■ Exercise: Emit an exact copy of the lines running from the start of the records to the line containing "A packing of", both included.

■ Material shown:
- - - -
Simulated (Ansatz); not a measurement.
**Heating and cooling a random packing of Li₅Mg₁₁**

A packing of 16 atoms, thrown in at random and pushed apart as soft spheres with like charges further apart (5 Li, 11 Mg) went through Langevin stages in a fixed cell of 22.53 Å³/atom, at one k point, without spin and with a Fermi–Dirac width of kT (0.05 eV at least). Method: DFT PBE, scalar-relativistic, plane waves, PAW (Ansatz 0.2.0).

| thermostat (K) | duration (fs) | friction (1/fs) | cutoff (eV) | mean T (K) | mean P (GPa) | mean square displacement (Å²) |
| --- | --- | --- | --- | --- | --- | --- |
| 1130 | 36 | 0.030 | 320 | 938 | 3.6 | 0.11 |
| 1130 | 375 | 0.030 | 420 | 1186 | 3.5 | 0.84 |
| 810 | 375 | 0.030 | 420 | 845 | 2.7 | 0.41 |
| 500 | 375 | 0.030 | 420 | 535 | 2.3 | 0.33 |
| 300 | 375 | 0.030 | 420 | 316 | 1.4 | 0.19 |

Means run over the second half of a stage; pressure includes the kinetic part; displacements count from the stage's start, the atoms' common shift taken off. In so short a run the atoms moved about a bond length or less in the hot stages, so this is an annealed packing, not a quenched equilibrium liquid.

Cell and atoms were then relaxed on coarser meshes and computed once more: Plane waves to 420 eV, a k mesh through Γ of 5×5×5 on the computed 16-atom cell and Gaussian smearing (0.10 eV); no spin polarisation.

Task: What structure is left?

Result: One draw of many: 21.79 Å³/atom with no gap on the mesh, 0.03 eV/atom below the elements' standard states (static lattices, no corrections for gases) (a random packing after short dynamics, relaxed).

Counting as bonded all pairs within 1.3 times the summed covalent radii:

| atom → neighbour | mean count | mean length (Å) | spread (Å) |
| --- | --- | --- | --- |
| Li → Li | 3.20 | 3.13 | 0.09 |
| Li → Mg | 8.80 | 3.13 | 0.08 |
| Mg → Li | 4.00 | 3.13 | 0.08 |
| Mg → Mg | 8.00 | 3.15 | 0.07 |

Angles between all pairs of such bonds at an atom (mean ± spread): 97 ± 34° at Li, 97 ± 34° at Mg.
- - - -

■ Response area:
Simulated (Ansatz); not a measurement.
**Heating and cooling a random packing of Li₅Mg₁₁**

A packing of 16 atoms, thrown in at random and pushed apart as soft spheres with like charges further apart (5 Li, 11 Mg) went through Langevin stages in a fixed cell of 22.53 Å³/atom, at one k point, without spin and with a Fermi–Dirac width of kT (0.05 eV at least). Method: DFT PBE, scalar-relativistic, plane waves, PAW (Ansatz 0.2.0).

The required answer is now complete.